# Work request
The full set of records below is to be reproduced without a single alteration.

# Given records
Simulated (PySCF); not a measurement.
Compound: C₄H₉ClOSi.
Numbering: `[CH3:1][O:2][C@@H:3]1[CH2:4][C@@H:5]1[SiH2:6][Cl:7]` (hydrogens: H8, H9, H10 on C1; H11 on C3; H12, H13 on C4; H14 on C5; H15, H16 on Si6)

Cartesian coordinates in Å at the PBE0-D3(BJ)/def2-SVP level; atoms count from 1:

# Written answer
Simulated (PySCF); not a measurement.
Compound: C₄H₉ClOSi.
Numbering: `[CH3:1][O:2][C@@H:3]1[CH2:4][C@@H:5]1[SiH2:6][Cl:7]` (hydrogens: H8, H9, H10 on C1; H11 on C3; H12, H13 on C4; H14 on C5; H15, H16 on Si6)

Cartesian coordinates in Å at the PBE0-D3(BJ)/def2-SVP level; atoms count from 1:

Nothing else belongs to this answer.